- Work item -
Copy exactly the stretch of data below from the line with "# CH3BFN (SMILES" through the line with "Program for the calculation: BAGEL 1.2.2.", including both of those lines.

........

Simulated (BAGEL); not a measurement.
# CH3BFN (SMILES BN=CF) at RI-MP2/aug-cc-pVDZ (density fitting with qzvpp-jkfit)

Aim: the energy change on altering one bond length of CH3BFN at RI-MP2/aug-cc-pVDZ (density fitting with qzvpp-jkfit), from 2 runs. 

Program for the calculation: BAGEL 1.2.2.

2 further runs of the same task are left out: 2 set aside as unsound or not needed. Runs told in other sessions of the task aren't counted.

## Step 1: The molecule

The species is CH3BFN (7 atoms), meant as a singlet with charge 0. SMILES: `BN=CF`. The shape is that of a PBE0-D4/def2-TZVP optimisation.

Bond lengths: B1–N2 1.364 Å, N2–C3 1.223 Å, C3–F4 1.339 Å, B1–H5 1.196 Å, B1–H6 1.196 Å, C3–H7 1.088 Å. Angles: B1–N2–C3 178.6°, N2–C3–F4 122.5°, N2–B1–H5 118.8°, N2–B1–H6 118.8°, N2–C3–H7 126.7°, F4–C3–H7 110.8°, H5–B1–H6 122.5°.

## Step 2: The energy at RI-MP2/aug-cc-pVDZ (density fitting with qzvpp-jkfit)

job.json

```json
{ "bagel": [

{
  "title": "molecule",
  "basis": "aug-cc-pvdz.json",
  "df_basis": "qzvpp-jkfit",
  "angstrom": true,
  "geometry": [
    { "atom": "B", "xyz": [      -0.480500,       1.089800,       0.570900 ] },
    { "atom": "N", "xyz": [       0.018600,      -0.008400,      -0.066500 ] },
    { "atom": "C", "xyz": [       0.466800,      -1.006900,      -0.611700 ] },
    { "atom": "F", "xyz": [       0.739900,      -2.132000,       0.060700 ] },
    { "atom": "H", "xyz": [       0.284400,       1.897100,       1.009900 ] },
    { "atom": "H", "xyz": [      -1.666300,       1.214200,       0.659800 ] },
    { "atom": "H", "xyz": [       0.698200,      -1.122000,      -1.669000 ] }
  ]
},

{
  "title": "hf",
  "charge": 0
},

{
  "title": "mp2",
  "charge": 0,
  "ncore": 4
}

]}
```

........

- Task output -
# CH3BFN (SMILES BN=CF) at RI-MP2/aug-cc-pVDZ (density fitting with qzvpp-jkfit)

Aim: the energy change on altering one bond length of CH3BFN at RI-MP2/aug-cc-pVDZ (density fitting with qzvpp-jkfit), from 2 runs. 

Program for the calculation: BAGEL 1.2.2.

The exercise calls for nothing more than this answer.